◆ **WORK ITEM**
Each record below needs to be copied out exactly as it stands.

◆ **EXTRACTED RECORDS**
[Start of Attachment]

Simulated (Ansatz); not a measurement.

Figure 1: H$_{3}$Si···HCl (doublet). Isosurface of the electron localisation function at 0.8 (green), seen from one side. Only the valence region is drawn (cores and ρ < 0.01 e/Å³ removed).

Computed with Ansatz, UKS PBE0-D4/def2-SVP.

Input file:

[End of Attachment]

◆ **WRITTEN ANSWER**
Simulated (Ansatz); not a measurement.

Figure 1: H$_{3}$Si···HCl (doublet). Isosurface of the electron localisation function at 0.8 (green), seen from one side. Only the valence region is drawn (cores and ρ < 0.01 e/Å³ removed).

Computed with Ansatz, UKS PBE0-D4/def2-SVP.

Input file:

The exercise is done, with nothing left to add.